#### Assignment
Would you write the data out once more, exactly as it is?

------------------------------------------------------------

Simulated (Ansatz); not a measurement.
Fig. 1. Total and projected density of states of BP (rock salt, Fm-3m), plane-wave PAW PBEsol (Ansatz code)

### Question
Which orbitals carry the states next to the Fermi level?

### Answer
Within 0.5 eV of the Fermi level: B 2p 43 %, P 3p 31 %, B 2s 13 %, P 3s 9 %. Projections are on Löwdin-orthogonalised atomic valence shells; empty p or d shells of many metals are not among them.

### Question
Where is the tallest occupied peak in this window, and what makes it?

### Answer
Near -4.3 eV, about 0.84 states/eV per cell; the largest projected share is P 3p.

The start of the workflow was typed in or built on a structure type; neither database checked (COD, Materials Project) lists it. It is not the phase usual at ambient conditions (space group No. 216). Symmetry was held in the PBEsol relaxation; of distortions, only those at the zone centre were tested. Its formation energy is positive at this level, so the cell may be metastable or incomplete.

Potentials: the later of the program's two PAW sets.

------------------------------------------------------------

#### Answer area
Simulated (Ansatz); not a measurement.
Fig. 1. Total and projected density of states of BP (rock salt, Fm-3m), plane-wave PAW PBEsol (Ansatz code)

### Question
Which orbitals carry the states next to the Fermi level?

### Answer
Within 0.5 eV of the Fermi level: B 2p 43 %, P 3p 31 %, B 2s 13 %, P 3s 9 %. Projections are on Löwdin-orthogonalised atomic valence shells; empty p or d shells of many metals are not among them.

### Question
Where is the tallest occupied peak in this window, and what makes it?

### Answer
Near -4.3 eV, about 0.84 states/eV per cell; the largest projected share is P 3p.

The start of the workflow was typed in or built on a structure type; neither database checked (COD, Materials Project) lists it. It is not the phase usual at ambient conditions (space group No. 216). Symmetry was held in the PBEsol relaxation; of distortions, only those at the zone centre were tested. Its formation energy is positive at this level, so the cell may be metastable or incomplete.

Potentials: the later of the program's two PAW sets.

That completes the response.